[EXTRACTED ENTRIES]:
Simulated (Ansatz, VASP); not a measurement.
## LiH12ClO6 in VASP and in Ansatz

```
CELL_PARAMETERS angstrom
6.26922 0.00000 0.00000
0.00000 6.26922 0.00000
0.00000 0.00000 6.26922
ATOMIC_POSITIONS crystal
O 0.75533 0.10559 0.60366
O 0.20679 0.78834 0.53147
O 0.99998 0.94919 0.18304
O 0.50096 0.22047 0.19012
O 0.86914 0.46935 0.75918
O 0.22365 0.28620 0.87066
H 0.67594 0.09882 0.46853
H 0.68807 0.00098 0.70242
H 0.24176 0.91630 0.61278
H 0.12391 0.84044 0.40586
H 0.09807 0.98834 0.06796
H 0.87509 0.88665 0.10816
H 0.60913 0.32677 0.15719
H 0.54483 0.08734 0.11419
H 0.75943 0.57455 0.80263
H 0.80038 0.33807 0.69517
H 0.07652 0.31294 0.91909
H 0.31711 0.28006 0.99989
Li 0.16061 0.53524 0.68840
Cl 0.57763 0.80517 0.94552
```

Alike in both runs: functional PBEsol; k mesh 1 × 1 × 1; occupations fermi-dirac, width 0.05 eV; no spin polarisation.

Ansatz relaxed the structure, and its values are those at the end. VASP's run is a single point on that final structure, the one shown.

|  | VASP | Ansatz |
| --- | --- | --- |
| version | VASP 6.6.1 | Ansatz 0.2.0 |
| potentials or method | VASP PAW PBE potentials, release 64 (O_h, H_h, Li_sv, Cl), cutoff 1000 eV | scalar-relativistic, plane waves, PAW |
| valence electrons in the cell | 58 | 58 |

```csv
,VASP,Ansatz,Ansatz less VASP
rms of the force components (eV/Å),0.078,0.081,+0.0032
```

[REQUIRED ACTION]:
Go through the material and write each line out again exactly.

[RESPONSE AREA]:
Simulated (Ansatz, VASP); not a measurement.
## LiH12ClO6 in VASP and in Ansatz

```
CELL_PARAMETERS angstrom
6.26922 0.00000 0.00000
0.00000 6.26922 0.00000
0.00000 0.00000 6.26922
ATOMIC_POSITIONS crystal
O 0.75533 0.10559 0.60366
O 0.20679 0.78834 0.53147
O 0.99998 0.94919 0.18304
O 0.50096 0.22047 0.19012
O 0.86914 0.46935 0.75918
O 0.22365 0.28620 0.87066
H 0.67594 0.09882 0.46853
H 0.68807 0.00098 0.70242
H 0.24176 0.91630 0.61278
H 0.12391 0.84044 0.40586
H 0.09807 0.98834 0.06796
H 0.87509 0.88665 0.10816
H 0.60913 0.32677 0.15719
H 0.54483 0.08734 0.11419
H 0.75943 0.57455 0.80263
H 0.80038 0.33807 0.69517
H 0.07652 0.31294 0.91909
H 0.31711 0.28006 0.99989
Li 0.16061 0.53524 0.68840
Cl 0.57763 0.80517 0.94552
```

Alike in both runs: functional PBEsol; k mesh 1 × 1 × 1; occupations fermi-dirac, width 0.05 eV; no spin polarisation.

Ansatz relaxed the structure, and its values are those at the end. VASP's run is a single point on that final structure, the one shown.

|  | VASP | Ansatz |
| --- | --- | --- |
| version | VASP 6.6.1 | Ansatz 0.2.0 |
| potentials or method | VASP PAW PBE potentials, release 64 (O_h, H_h, Li_sv, Cl), cutoff 1000 eV | scalar-relativistic, plane waves, PAW |
| valence electrons in the cell | 58 | 58 |

```csv
,VASP,Ansatz,Ansatz less VASP
rms of the force components (eV/Å),0.078,0.081,+0.0032
```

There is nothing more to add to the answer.